Requirement: Write all of the entries out again exactly.

___

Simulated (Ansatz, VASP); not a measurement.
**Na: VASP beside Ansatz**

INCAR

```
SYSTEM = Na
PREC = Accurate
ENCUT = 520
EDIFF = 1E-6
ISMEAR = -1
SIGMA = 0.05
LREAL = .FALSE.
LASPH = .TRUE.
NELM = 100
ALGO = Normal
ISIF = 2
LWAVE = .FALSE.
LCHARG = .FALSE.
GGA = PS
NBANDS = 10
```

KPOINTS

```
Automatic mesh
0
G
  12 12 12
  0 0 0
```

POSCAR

___

Response area:
Simulated (Ansatz, VASP); not a measurement.
**Na: VASP beside Ansatz**

INCAR

```
SYSTEM = Na
PREC = Accurate
ENCUT = 520
EDIFF = 1E-6
ISMEAR = -1
SIGMA = 0.05
LREAL = .FALSE.
LASPH = .TRUE.
NELM = 100
ALGO = Normal
ISIF = 2
LWAVE = .FALSE.
LCHARG = .FALSE.
GGA = PS
NBANDS = 10
```

KPOINTS

```
Automatic mesh
0
G
  12 12 12
  0 0 0
```

POSCAR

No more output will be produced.